--- START ---
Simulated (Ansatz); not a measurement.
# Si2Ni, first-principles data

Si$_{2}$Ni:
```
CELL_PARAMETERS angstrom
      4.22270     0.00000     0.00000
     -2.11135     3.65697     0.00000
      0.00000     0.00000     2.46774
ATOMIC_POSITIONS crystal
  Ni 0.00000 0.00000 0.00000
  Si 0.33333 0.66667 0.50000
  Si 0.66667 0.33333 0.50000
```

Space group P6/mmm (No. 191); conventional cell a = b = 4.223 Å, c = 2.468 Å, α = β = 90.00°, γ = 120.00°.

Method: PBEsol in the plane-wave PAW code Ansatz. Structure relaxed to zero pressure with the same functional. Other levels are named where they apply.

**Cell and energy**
--- END ---

Everything in the data should be copied exactly. Leave nothing out.

Simulated (Ansatz); not a measurement.
# Si2Ni, first-principles data

Si$_{2}$Ni:
```
CELL_PARAMETERS angstrom
      4.22270     0.00000     0.00000
     -2.11135     3.65697     0.00000
      0.00000     0.00000     2.46774
ATOMIC_POSITIONS crystal
  Ni 0.00000 0.00000 0.00000
  Si 0.33333 0.66667 0.50000
  Si 0.66667 0.33333 0.50000
```

Space group P6/mmm (No. 191); conventional cell a = b = 4.223 Å, c = 2.468 Å, α = β = 90.00°, γ = 120.00°.

Method: PBEsol in the plane-wave PAW code Ansatz. Structure relaxed to zero pressure with the same functional. Other levels are named where they apply.

**Cell and energy**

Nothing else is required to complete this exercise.